**Extracted entries:**
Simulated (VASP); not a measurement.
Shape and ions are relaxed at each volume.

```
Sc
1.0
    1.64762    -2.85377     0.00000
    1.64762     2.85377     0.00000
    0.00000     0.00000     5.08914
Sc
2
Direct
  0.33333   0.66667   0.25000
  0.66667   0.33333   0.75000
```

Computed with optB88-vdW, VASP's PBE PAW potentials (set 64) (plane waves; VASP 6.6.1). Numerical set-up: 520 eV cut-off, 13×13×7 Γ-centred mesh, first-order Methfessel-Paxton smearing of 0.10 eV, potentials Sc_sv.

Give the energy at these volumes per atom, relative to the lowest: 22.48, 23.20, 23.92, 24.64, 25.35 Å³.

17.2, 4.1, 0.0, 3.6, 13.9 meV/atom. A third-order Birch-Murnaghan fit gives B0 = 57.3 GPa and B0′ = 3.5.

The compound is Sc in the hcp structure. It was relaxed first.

**Work item:**
Give back every line from the beginning of the records through the line holding "17.2, 4.1, 0.0, 3.6, 13.9", exactly as it reads, and leave out the rest.

**Answer box:**
Simulated (VASP); not a measurement.
Shape and ions are relaxed at each volume.

```
Sc
1.0
    1.64762    -2.85377     0.00000
    1.64762     2.85377     0.00000
    0.00000     0.00000     5.08914
Sc
2
Direct
  0.33333   0.66667   0.25000
  0.66667   0.33333   0.75000
```

Computed with optB88-vdW, VASP's PBE PAW potentials (set 64) (plane waves; VASP 6.6.1). Numerical set-up: 520 eV cut-off, 13×13×7 Γ-centred mesh, first-order Methfessel-Paxton smearing of 0.10 eV, potentials Sc_sv.

Give the energy at these volumes per atom, relative to the lowest: 22.48, 23.20, 23.92, 24.64, 25.35 Å³.

17.2, 4.1, 0.0, 3.6, 13.9 meV/atom. A third-order Birch-Murnaghan fit gives B0 = 57.3 GPa and B0′ = 3.5.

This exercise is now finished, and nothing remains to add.